Work item
Please print the records below exactly as they are written.

>>>

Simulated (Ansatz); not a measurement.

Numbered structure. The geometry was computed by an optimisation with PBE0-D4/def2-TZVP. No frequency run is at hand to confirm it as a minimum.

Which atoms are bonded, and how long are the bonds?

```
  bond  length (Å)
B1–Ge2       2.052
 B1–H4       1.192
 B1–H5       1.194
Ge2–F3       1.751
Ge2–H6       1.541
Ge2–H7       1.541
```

<<<

Problem solution
Simulated (Ansatz); not a measurement.

Numbered structure. The geometry was computed by an optimisation with PBE0-D4/def2-TZVP. No frequency run is at hand to confirm it as a minimum.

Which atoms are bonded, and how long are the bonds?

```
  bond  length (Å)
B1–Ge2       2.052
 B1–H4       1.192
 B1–H5       1.194
Ge2–F3       1.751
Ge2–H6       1.541
Ge2–H7       1.541
```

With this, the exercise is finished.